==== SUPPLIED INFORMATION
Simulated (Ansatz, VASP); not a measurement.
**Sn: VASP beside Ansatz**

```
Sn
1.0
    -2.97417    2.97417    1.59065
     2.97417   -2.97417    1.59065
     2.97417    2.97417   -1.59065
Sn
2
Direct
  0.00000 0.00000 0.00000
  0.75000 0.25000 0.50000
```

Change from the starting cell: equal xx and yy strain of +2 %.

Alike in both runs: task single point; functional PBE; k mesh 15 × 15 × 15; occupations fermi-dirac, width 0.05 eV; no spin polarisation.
========

Reproduce the whole listing above, word for word.

> ANSWER AREA
Simulated (Ansatz, VASP); not a measurement.
**Sn: VASP beside Ansatz**

```
Sn
1.0
    -2.97417    2.97417    1.59065
     2.97417   -2.97417    1.59065
     2.97417    2.97417   -1.59065
Sn
2
Direct
  0.00000 0.00000 0.00000
  0.75000 0.25000 0.50000
```

Change from the starting cell: equal xx and yy strain of +2 %.

Alike in both runs: task single point; functional PBE; k mesh 15 × 15 × 15; occupations fermi-dirac, width 0.05 eV; no spin polarisation.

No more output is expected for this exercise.